DATASET ENTRIES:
= = = =

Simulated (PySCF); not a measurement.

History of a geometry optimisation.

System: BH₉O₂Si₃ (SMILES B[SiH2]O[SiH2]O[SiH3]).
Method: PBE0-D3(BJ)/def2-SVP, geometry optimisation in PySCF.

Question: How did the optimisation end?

= = = =

ACTION ITEM:
The answer should be an exact reproduction of all the entries.

WRITTEN RESPONSE:
Simulated (PySCF); not a measurement.

History of a geometry optimisation.

System: BH₉O₂Si₃ (SMILES B[SiH2]O[SiH2]O[SiH3]).
Method: PBE0-D3(BJ)/def2-SVP, geometry optimisation in PySCF.

Question: How did the optimisation end?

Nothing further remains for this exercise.